## [ENTRIES SUPPLIED]
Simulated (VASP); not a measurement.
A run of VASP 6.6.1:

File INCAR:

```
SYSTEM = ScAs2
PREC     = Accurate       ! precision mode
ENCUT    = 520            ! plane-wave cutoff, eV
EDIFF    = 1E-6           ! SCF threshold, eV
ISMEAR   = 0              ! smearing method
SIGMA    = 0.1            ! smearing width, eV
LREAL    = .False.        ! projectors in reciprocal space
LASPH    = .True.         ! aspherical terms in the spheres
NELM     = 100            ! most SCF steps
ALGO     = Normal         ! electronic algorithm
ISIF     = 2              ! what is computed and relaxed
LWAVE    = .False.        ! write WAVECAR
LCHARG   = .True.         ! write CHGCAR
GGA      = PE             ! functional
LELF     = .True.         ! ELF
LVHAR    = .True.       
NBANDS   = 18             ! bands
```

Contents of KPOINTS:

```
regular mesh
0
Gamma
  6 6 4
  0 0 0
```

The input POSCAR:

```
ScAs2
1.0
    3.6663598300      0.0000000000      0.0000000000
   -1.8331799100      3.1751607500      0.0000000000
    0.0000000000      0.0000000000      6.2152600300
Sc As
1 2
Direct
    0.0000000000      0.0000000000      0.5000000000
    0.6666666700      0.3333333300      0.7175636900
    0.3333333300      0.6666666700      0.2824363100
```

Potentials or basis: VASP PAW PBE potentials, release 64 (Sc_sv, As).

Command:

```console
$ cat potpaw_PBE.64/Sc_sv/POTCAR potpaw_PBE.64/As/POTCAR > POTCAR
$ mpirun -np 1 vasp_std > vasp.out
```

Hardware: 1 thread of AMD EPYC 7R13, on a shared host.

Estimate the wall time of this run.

## [WORK INSTRUCTION]
A verbatim transcription is needed of the lines above, starting at the line with "Potentials or basis: VASP" and ending at the line with "Hardware: 1 thread", both included, and of nothing else.

## [RESPONSE]
Potentials or basis: VASP PAW PBE potentials, release 64 (Sc_sv, As).

Command:

```console
$ cat potpaw_PBE.64/Sc_sv/POTCAR potpaw_PBE.64/As/POTCAR > POTCAR
$ mpirun -np 1 vasp_std > vasp.out
```

Hardware: 1 thread of AMD EPYC 7R13, on a shared host.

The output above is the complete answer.